* [Supplied data]
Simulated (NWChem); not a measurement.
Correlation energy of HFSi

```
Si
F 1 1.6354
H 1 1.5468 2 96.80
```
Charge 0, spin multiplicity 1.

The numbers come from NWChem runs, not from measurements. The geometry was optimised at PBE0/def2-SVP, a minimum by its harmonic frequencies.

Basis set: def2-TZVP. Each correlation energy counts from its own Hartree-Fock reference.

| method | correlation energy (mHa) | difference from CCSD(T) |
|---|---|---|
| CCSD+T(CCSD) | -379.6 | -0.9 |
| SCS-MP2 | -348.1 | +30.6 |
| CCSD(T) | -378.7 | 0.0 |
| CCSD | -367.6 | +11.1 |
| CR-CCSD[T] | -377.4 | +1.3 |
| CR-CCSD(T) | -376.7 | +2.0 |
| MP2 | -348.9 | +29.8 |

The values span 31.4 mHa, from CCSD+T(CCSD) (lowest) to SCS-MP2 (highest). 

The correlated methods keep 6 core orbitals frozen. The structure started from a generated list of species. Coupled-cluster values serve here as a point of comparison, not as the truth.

* [Brief] Reproduce exactly the lines of the records above from the one with "-348.9 | +29.8 |" to the one with "The values span", both included, and leave out everything else.

* [Problem solution]
| MP2 | -348.9 | +29.8 |

The values span 31.4 mHa, from CCSD+T(CCSD) (lowest) to SCS-MP2 (highest). 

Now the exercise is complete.